**Supplied information**

Segment Open

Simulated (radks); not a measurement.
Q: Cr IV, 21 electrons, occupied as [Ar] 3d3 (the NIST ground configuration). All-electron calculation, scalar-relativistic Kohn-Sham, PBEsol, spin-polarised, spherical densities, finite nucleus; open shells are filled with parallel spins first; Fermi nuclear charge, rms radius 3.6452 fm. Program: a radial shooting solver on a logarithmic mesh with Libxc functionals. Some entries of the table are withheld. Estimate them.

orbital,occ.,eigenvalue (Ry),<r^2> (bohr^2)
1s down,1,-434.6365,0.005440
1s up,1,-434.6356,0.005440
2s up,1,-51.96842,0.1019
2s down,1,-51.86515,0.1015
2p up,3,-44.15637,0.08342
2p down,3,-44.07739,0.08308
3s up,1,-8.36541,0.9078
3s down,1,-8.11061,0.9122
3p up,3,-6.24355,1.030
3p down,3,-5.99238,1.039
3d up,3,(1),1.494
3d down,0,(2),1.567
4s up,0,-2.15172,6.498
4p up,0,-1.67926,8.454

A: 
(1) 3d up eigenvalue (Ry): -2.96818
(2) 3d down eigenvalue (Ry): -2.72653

Segment Closed

**Assignment**
Transcribe the full listing exactly, leaving out no line.

**Task solution**
Simulated (radks); not a measurement.
Q: Cr IV, 21 electrons, occupied as [Ar] 3d3 (the NIST ground configuration). All-electron calculation, scalar-relativistic Kohn-Sham, PBEsol, spin-polarised, spherical densities, finite nucleus; open shells are filled with parallel spins first; Fermi nuclear charge, rms radius 3.6452 fm. Program: a radial shooting solver on a logarithmic mesh with Libxc functionals. Some entries of the table are withheld. Estimate them.

orbital,occ.,eigenvalue (Ry),<r^2> (bohr^2)
1s down,1,-434.6365,0.005440
1s up,1,-434.6356,0.005440
2s up,1,-51.96842,0.1019
2s down,1,-51.86515,0.1015
2p up,3,-44.15637,0.08342
2p down,3,-44.07739,0.08308
3s up,1,-8.36541,0.9078
3s down,1,-8.11061,0.9122
3p up,3,-6.24355,1.030
3p down,3,-5.99238,1.039
3d up,3,(1),1.494
3d down,0,(2),1.567
4s up,0,-2.15172,6.498
4p up,0,-1.67926,8.454

A: 
(1) 3d up eigenvalue (Ry): -2.96818
(2) 3d down eigenvalue (Ry): -2.72653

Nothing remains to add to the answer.